WORK TASK: Transcribe the full listing so that each line reads as it does in the original.

DATASET CONTENT:
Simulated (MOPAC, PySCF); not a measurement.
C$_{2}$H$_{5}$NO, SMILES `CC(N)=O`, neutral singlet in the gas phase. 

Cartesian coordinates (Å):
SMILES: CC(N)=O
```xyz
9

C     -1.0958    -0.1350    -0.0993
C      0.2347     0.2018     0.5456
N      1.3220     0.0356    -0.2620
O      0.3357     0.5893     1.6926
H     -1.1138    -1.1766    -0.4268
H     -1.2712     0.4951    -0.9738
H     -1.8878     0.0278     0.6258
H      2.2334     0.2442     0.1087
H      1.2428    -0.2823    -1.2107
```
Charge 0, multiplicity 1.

REPLY:
Simulated (MOPAC, PySCF); not a measurement.
C$_{2}$H$_{5}$NO, SMILES `CC(N)=O`, neutral singlet in the gas phase. 

Cartesian coordinates (Å):
SMILES: CC(N)=O
```xyz
9

C     -1.0958    -0.1350    -0.0993
C      0.2347     0.2018     0.5456
N      1.3220     0.0356    -0.2620
O      0.3357     0.5893     1.6926
H     -1.1138    -1.1766    -0.4268
H     -1.2712     0.4951    -0.9738
H     -1.8878     0.0278     0.6258
H      2.2334     0.2442     0.1087
H      1.2428    -0.2823    -1.2107
```
Charge 0, multiplicity 1.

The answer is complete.